• _WORK INSTRUCTION_
Please return the full listing below without altering anything.

************

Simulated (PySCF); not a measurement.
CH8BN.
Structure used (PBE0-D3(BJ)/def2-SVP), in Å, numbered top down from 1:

************

• _EXERCISE RESPONSE_
Simulated (PySCF); not a measurement.
CH8BN.
Structure used (PBE0-D3(BJ)/def2-SVP), in Å, numbered top down from 1:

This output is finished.